── Input data

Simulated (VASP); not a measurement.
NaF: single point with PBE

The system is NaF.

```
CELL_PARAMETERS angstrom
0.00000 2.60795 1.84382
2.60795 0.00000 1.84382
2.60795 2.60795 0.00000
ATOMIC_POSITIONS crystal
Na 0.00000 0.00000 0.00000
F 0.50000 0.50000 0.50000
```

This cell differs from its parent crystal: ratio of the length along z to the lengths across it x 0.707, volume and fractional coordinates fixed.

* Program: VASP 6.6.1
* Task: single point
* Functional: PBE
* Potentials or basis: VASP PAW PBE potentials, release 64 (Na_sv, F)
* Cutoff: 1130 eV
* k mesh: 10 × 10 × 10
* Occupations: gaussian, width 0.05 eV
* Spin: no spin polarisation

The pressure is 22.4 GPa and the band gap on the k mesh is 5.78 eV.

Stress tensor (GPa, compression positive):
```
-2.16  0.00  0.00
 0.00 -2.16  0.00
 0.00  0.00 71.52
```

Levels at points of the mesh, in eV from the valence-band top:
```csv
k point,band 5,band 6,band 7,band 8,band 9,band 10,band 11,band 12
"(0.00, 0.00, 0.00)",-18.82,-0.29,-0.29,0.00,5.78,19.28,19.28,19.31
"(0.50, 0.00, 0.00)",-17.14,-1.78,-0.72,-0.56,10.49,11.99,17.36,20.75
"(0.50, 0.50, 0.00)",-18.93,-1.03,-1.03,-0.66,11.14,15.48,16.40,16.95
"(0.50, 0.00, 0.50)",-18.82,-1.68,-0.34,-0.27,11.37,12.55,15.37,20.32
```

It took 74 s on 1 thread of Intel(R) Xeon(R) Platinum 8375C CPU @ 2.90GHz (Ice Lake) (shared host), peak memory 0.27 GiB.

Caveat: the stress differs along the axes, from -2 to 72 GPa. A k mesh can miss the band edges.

────

◆ Work instruction ◆
Word for word, reproduce the lines of the listing from the first one through the line containing "64 (Na_sv, F)", and no more.

◆ Response box ◆
Simulated (VASP); not a measurement.
NaF: single point with PBE

The system is NaF.

```
CELL_PARAMETERS angstrom
0.00000 2.60795 1.84382
2.60795 0.00000 1.84382
2.60795 2.60795 0.00000
ATOMIC_POSITIONS crystal
Na 0.00000 0.00000 0.00000
F 0.50000 0.50000 0.50000
```

This cell differs from its parent crystal: ratio of the length along z to the lengths across it x 0.707, volume and fractional coordinates fixed.

* Program: VASP 6.6.1
* Task: single point
* Functional: PBE
* Potentials or basis: VASP PAW PBE potentials, release 64 (Na_sv, F)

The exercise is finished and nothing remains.